● **WORK ITEM**
Output, word for word, every line from the start of the listing down to and including the line that contains "NELECT = 624.0"; include nothing else.

● **SUPPLIED RECORDS**
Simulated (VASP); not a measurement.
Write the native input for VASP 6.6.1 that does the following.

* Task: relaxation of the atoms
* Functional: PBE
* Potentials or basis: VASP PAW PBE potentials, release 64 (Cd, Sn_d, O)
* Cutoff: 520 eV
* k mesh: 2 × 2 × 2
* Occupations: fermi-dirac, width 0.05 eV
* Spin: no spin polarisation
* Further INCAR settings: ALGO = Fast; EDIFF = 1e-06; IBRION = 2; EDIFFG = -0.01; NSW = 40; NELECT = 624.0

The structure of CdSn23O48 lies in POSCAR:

● **EXERCISE SOLUTION**
Simulated (VASP); not a measurement.
Write the native input for VASP 6.6.1 that does the following.

* Task: relaxation of the atoms
* Functional: PBE
* Potentials or basis: VASP PAW PBE potentials, release 64 (Cd, Sn_d, O)
* Cutoff: 520 eV
* k mesh: 2 × 2 × 2
* Occupations: fermi-dirac, width 0.05 eV
* Spin: no spin polarisation
* Further INCAR settings: ALGO = Fast; EDIFF = 1e-06; IBRION = 2; EDIFFG = -0.01; NSW = 40; NELECT = 624.0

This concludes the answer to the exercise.